:::
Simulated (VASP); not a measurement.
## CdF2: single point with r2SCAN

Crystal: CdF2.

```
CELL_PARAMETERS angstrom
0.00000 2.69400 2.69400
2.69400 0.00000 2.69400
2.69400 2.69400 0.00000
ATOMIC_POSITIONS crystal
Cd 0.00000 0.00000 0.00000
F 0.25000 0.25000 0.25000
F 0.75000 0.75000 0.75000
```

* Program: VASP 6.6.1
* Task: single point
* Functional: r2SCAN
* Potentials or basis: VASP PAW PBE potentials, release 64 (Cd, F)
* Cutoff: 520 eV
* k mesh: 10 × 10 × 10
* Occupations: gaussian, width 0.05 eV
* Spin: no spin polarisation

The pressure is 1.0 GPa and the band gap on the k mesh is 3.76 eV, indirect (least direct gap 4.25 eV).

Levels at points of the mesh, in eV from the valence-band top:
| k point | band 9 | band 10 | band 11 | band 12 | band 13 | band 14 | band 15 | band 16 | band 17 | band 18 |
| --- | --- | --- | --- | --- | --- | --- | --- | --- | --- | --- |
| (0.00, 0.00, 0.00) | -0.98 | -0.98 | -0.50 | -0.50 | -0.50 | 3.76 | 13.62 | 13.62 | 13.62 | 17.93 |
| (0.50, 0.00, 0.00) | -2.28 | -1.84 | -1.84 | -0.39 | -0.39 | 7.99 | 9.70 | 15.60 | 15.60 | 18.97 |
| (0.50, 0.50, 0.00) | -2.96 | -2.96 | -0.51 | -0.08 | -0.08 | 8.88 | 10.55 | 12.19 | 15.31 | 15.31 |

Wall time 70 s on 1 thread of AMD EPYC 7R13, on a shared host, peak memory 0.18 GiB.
:::

Task item:
Give back exactly the lines of the listing above that run from the line with "Task: single point" to the line with "Levels at points", inclusive.

Response:
* Task: single point
* Functional: r2SCAN
* Potentials or basis: VASP PAW PBE potentials, release 64 (Cd, F)
* Cutoff: 520 eV
* k mesh: 10 × 10 × 10
* Occupations: gaussian, width 0.05 eV
* Spin: no spin polarisation

The pressure is 1.0 GPa and the band gap on the k mesh is 3.76 eV, indirect (least direct gap 4.25 eV).

Levels at points of the mesh, in eV from the valence-band top:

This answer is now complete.